• _Input data_
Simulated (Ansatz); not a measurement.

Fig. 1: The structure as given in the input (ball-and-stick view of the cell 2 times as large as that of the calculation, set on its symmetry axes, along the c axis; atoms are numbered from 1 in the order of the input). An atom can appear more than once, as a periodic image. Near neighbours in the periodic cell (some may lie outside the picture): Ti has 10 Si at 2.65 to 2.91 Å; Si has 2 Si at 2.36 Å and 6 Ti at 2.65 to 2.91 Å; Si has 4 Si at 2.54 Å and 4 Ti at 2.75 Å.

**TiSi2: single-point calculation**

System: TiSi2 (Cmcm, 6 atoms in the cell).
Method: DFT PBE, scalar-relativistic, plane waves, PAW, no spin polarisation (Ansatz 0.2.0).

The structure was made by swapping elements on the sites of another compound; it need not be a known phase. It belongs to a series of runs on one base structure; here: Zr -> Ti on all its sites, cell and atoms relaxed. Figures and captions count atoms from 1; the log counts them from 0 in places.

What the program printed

• _Work instruction_
Beginning at the top of the records above, transcribe each line exactly up to and including the line that holds "The structure was".

• _Written answer_
Simulated (Ansatz); not a measurement.

Fig. 1: The structure as given in the input (ball-and-stick view of the cell 2 times as large as that of the calculation, set on its symmetry axes, along the c axis; atoms are numbered from 1 in the order of the input). An atom can appear more than once, as a periodic image. Near neighbours in the periodic cell (some may lie outside the picture): Ti has 10 Si at 2.65 to 2.91 Å; Si has 2 Si at 2.36 Å and 6 Ti at 2.65 to 2.91 Å; Si has 4 Si at 2.54 Å and 4 Ti at 2.75 Å.

**TiSi2: single-point calculation**

System: TiSi2 (Cmcm, 6 atoms in the cell).
Method: DFT PBE, scalar-relativistic, plane waves, PAW, no spin polarisation (Ansatz 0.2.0).

The structure was made by swapping elements on the sites of another compound; it need not be a known phase. It belongs to a series of runs on one base structure; here: Zr -> Ti on all its sites, cell and atoms relaxed. Figures and captions count atoms from 1; the log counts them from 0 in places.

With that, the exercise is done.